Exercise data:
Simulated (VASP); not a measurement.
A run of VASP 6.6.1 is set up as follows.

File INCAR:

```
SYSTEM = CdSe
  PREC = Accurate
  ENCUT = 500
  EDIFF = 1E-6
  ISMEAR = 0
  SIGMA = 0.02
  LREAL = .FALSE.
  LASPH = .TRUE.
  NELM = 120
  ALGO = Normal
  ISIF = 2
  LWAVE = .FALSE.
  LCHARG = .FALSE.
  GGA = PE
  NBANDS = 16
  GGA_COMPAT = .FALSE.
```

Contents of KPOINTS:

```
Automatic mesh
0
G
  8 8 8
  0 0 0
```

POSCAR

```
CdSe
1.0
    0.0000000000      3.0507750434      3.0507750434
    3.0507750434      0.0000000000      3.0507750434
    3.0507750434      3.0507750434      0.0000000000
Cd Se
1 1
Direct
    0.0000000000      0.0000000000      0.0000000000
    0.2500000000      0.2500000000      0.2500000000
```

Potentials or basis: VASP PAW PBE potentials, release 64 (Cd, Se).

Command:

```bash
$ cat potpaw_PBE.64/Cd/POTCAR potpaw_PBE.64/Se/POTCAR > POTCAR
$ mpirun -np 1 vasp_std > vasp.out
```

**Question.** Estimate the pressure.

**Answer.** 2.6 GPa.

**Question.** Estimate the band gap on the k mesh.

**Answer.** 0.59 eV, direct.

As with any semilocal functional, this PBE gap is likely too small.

Work order:
Take the stretch of lines above from the one containing "Estimate the pressure." through the one containing "0.59 eV, direct." and repeat it exactly, adding no other line.

Exercise response:
**Question.** Estimate the pressure.

**Answer.** 2.6 GPa.

**Question.** Estimate the band gap on the k mesh.

**Answer.** 0.59 eV, direct.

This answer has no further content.